DATA SHOWN:
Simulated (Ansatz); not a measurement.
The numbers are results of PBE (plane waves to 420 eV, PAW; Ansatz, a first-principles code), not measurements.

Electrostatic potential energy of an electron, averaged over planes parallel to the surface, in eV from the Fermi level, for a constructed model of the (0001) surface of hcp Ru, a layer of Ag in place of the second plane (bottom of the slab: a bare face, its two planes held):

ACTION ITEM: Type the data again exactly. Leave nothing out.

TASK ANSWER:
Simulated (Ansatz); not a measurement.
The numbers are results of PBE (plane waves to 420 eV, PAW; Ansatz, a first-principles code), not measurements.

Electrostatic potential energy of an electron, averaged over planes parallel to the surface, in eV from the Fermi level, for a constructed model of the (0001) surface of hcp Ru, a layer of Ag in place of the second plane (bottom of the slab: a bare face, its two planes held):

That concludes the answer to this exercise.